Start of Provided data

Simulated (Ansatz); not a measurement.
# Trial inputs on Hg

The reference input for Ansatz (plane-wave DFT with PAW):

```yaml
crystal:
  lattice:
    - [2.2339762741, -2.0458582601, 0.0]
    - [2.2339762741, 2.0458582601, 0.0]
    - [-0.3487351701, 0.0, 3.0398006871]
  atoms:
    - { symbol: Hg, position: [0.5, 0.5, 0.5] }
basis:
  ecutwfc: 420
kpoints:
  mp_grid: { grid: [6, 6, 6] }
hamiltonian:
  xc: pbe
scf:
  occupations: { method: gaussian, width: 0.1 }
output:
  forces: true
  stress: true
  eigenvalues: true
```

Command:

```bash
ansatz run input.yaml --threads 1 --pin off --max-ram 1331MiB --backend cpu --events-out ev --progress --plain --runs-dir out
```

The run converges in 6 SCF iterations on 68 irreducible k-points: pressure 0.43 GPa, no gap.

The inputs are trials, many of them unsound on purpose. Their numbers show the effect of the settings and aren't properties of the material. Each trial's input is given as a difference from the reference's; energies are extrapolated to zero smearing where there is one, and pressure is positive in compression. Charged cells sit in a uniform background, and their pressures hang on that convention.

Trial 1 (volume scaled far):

End of Provided data

Work item
Write the material out once more, keeping each line exact.

Task answer
Simulated (Ansatz); not a measurement.
# Trial inputs on Hg

The reference input for Ansatz (plane-wave DFT with PAW):

```yaml
crystal:
  lattice:
    - [2.2339762741, -2.0458582601, 0.0]
    - [2.2339762741, 2.0458582601, 0.0]
    - [-0.3487351701, 0.0, 3.0398006871]
  atoms:
    - { symbol: Hg, position: [0.5, 0.5, 0.5] }
basis:
  ecutwfc: 420
kpoints:
  mp_grid: { grid: [6, 6, 6] }
hamiltonian:
  xc: pbe
scf:
  occupations: { method: gaussian, width: 0.1 }
output:
  forces: true
  stress: true
  eigenvalues: true
```

Command:

```bash
ansatz run input.yaml --threads 1 --pin off --max-ram 1331MiB --backend cpu --events-out ev --progress --plain --runs-dir out
```

The run converges in 6 SCF iterations on 68 irreducible k-points: pressure 0.43 GPa, no gap.

The inputs are trials, many of them unsound on purpose. Their numbers show the effect of the settings and aren't properties of the material. Each trial's input is given as a difference from the reference's; energies are extrapolated to zero smearing where there is one, and pressure is positive in compression. Charged cells sit in a uniform background, and their pressures hang on that convention.

Trial 1 (volume scaled far):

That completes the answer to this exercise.